__TASK ITEM__. Please reproduce the data below exactly, from the first line through the line containing "### Step 2. Probe on a coarse mesh", and leave every later line out.

__DATA FOR ANALYSIS__.
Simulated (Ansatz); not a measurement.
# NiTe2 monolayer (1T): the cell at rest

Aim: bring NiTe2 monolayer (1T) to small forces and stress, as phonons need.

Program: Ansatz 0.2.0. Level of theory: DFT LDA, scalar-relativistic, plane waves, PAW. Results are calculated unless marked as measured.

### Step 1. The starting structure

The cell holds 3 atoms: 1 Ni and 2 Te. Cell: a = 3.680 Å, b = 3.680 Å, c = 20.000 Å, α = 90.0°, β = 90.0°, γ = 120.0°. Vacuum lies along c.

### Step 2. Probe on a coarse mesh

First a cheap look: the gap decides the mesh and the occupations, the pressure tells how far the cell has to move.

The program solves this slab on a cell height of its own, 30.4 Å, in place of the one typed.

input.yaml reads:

__WORKED SOLUTION__.
Simulated (Ansatz); not a measurement.
# NiTe2 monolayer (1T): the cell at rest

Aim: bring NiTe2 monolayer (1T) to small forces and stress, as phonons need.

Program: Ansatz 0.2.0. Level of theory: DFT LDA, scalar-relativistic, plane waves, PAW. Results are calculated unless marked as measured.

### Step 1. The starting structure

The cell holds 3 atoms: 1 Ni and 2 Te. Cell: a = 3.680 Å, b = 3.680 Å, c = 20.000 Å, α = 90.0°, β = 90.0°, γ = 120.0°. Vacuum lies along c.

### Step 2. Probe on a coarse mesh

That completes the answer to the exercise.